WORK TASK: Only an exact retyping of all the entries counts as an answer.

### DATASET RECORDS

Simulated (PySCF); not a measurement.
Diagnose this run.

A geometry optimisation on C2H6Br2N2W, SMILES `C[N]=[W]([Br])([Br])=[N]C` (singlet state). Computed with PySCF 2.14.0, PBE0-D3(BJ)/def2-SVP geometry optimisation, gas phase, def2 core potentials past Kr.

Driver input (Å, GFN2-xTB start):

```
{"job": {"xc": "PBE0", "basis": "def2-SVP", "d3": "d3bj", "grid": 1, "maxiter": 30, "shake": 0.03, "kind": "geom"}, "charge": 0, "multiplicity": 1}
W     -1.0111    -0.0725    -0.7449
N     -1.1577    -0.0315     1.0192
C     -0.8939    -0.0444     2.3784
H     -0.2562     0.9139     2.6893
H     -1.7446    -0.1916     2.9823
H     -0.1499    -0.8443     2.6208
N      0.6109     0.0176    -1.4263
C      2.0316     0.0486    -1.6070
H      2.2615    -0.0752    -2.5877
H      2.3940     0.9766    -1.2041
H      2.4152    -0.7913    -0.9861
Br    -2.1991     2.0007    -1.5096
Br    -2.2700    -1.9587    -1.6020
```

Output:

######

EXERCISE SOLUTION:
Simulated (PySCF); not a measurement.
Diagnose this run.

A geometry optimisation on C2H6Br2N2W, SMILES `C[N]=[W]([Br])([Br])=[N]C` (singlet state). Computed with PySCF 2.14.0, PBE0-D3(BJ)/def2-SVP geometry optimisation, gas phase, def2 core potentials past Kr.

Driver input (Å, GFN2-xTB start):

```
{"job": {"xc": "PBE0", "basis": "def2-SVP", "d3": "d3bj", "grid": 1, "maxiter": 30, "shake": 0.03, "kind": "geom"}, "charge": 0, "multiplicity": 1}
W     -1.0111    -0.0725    -0.7449
N     -1.1577    -0.0315     1.0192
C     -0.8939    -0.0444     2.3784
H     -0.2562     0.9139     2.6893
H     -1.7446    -0.1916     2.9823
H     -0.1499    -0.8443     2.6208
N      0.6109     0.0176    -1.4263
C      2.0316     0.0486    -1.6070
H      2.2615    -0.0752    -2.5877
H      2.3940     0.9766    -1.2041
H      2.4152    -0.7913    -0.9861
Br    -2.1991     2.0007    -1.5096
Br    -2.2700    -1.9587    -1.6020
```

Output:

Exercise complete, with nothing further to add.